[REQUIREMENT]: Output, without alteration, the first line of the entries and each line after it, stopping with the line that contains "## Telling isomers".

[EXERCISE DATA]:
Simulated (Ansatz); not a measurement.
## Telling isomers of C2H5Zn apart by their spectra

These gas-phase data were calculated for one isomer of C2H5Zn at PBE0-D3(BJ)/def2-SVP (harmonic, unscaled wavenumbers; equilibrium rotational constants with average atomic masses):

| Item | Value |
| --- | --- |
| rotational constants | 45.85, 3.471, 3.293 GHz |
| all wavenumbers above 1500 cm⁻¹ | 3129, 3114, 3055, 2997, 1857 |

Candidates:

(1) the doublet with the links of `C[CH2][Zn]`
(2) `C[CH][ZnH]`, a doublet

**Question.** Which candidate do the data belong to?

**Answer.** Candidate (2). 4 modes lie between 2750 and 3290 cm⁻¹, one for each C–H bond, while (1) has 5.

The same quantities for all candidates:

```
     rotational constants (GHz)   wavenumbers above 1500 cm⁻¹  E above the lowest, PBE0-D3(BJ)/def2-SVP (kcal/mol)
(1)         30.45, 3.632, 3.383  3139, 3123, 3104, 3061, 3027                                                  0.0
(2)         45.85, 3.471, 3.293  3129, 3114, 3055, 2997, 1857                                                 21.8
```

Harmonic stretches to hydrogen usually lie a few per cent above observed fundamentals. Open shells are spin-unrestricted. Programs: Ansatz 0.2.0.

[TASK RESULT]:
Simulated (Ansatz); not a measurement.
## Telling isomers of C2H5Zn apart by their spectra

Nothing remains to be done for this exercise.